━━ RECORDS SHOWN ━━

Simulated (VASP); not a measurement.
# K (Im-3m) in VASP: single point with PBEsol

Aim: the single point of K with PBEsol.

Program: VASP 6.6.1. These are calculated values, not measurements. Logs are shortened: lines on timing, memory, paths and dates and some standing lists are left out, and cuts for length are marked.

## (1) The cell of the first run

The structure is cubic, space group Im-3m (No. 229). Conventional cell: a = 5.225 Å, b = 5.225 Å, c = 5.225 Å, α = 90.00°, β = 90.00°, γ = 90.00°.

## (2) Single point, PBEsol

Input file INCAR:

━━━

— ASSIGNED TASK —
Give back each line above exactly as written.

— WORKED SOLUTION —
Simulated (VASP); not a measurement.
# K (Im-3m) in VASP: single point with PBEsol

Aim: the single point of K with PBEsol.

Program: VASP 6.6.1. These are calculated values, not measurements. Logs are shortened: lines on timing, memory, paths and dates and some standing lists are left out, and cuts for length are marked.

## (1) The cell of the first run

The structure is cubic, space group Im-3m (No. 229). Conventional cell: a = 5.225 Å, b = 5.225 Å, c = 5.225 Å, α = 90.00°, β = 90.00°, γ = 90.00°.

## (2) Single point, PBEsol

Input file INCAR:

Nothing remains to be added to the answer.